● Requirement:
From the listing below, copy only the lines from the line that contains "The cell was" to the line that contains "## 2. The gap to aim at", counting those two lines as part of the copy.

● Data extract:
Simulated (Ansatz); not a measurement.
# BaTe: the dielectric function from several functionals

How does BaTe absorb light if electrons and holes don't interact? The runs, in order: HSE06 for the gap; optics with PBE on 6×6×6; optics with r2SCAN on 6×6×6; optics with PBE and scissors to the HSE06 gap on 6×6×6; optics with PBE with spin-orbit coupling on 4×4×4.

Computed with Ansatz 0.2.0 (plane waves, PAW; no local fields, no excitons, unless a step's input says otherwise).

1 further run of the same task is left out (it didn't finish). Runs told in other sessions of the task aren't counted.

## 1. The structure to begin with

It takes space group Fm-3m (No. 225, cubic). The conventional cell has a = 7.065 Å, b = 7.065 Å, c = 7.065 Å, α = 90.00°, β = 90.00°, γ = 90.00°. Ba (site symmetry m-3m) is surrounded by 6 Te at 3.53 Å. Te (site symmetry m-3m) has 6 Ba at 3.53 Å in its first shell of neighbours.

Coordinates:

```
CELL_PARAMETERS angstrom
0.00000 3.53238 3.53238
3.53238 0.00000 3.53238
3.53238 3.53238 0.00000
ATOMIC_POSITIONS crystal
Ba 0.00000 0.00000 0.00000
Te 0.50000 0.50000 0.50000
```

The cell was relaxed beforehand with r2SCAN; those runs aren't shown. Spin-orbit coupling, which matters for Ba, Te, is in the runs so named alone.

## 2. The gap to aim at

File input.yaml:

● Response box:
The cell was relaxed beforehand with r2SCAN; those runs aren't shown. Spin-orbit coupling, which matters for Ba, Te, is in the runs so named alone.

## 2. The gap to aim at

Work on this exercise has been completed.